= Action item =
Only one stretch of the records below should be repeated. It starts with the line containing "Crystal: Mg." and goes on through the line containing "At the start: pressure", exactly as written.

▼▼▼

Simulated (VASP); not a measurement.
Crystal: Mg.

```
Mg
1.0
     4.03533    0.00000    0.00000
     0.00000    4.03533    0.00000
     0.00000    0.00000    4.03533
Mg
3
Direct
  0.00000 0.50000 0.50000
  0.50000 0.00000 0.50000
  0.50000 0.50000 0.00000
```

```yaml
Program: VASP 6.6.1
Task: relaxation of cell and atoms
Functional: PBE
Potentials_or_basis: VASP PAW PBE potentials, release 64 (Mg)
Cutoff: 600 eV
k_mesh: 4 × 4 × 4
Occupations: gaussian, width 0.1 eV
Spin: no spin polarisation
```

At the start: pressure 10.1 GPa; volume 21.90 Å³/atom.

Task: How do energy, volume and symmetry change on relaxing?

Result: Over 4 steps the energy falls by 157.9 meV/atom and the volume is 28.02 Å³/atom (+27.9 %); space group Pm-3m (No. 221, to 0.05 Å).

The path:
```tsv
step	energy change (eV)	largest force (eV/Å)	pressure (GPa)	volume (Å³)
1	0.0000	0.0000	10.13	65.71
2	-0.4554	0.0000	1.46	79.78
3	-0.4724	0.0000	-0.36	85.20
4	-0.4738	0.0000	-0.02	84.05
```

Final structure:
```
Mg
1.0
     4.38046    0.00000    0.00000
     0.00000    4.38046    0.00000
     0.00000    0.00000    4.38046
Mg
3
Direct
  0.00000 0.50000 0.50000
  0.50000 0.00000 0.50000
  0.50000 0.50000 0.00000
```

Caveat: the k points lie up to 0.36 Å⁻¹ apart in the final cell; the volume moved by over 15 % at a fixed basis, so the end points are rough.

▲▲▲

= Response =
Crystal: Mg.

```
Mg
1.0
     4.03533    0.00000    0.00000
     0.00000    4.03533    0.00000
     0.00000    0.00000    4.03533
Mg
3
Direct
  0.00000 0.50000 0.50000
  0.50000 0.00000 0.50000
  0.50000 0.50000 0.00000
```

```yaml
Program: VASP 6.6.1
Task: relaxation of cell and atoms
Functional: PBE
Potentials_or_basis: VASP PAW PBE potentials, release 64 (Mg)
Cutoff: 600 eV
k_mesh: 4 × 4 × 4
Occupations: gaussian, width 0.1 eV
Spin: no spin polarisation
```

At the start: pressure 10.1 GPa; volume 21.90 Å³/atom.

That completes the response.